Records supplied:
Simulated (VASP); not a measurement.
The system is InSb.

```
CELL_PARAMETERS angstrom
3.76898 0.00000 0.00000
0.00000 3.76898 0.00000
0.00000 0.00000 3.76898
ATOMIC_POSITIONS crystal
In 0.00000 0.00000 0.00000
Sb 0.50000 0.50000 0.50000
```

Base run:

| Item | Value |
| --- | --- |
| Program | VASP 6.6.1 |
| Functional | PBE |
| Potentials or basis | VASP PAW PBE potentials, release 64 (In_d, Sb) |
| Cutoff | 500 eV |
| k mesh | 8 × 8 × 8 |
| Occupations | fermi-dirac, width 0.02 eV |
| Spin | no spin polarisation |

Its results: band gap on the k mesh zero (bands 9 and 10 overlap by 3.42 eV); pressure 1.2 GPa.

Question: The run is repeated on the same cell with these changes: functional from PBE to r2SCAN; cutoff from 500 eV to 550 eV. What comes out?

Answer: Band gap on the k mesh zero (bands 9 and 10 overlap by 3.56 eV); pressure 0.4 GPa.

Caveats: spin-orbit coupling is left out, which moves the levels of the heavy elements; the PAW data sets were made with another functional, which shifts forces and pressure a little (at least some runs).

Brief:
Look in the material above for the line with "spin polarisation |" and the line with "Answer: Band gap", and transcribe exactly those lines and all lines between them, nothing more.

Expected answer:
| Spin | no spin polarisation |

Its results: band gap on the k mesh zero (bands 9 and 10 overlap by 3.42 eV); pressure 1.2 GPa.

Question: The run is repeated on the same cell with these changes: functional from PBE to r2SCAN; cutoff from 500 eV to 550 eV. What comes out?

Answer: Band gap on the k mesh zero (bands 9 and 10 overlap by 3.56 eV); pressure 0.4 GPa.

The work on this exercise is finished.